◆ **Activity**: Only one stretch of the listing below is wanted. Begin at the line that has "What belongs in the gaps?", stop after the line that has "- 6, surface potential ψ (mV): 125", and repeat every line in between exactly.

◆ **Exercise data**:
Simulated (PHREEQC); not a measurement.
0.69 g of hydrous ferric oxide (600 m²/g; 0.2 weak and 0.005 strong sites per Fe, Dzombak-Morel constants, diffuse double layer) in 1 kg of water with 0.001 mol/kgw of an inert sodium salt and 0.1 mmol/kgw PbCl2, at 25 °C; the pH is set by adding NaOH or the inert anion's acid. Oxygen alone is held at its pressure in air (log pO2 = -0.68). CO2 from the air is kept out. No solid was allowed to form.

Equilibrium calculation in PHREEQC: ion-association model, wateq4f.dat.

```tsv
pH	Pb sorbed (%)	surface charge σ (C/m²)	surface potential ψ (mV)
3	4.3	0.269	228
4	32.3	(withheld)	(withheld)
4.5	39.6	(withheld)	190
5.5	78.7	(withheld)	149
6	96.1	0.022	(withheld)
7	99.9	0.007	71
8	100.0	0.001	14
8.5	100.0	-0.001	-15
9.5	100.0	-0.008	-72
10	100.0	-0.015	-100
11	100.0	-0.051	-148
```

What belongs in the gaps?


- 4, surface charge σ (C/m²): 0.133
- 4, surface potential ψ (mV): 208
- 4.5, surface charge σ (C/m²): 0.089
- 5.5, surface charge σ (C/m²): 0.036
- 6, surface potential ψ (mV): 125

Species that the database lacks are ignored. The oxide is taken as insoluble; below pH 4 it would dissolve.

◆ **Your solution**:
What belongs in the gaps?


- 4, surface charge σ (C/m²): 0.133
- 4, surface potential ψ (mV): 208
- 4.5, surface charge σ (C/m²): 0.089
- 5.5, surface charge σ (C/m²): 0.036
- 6, surface potential ψ (mV): 125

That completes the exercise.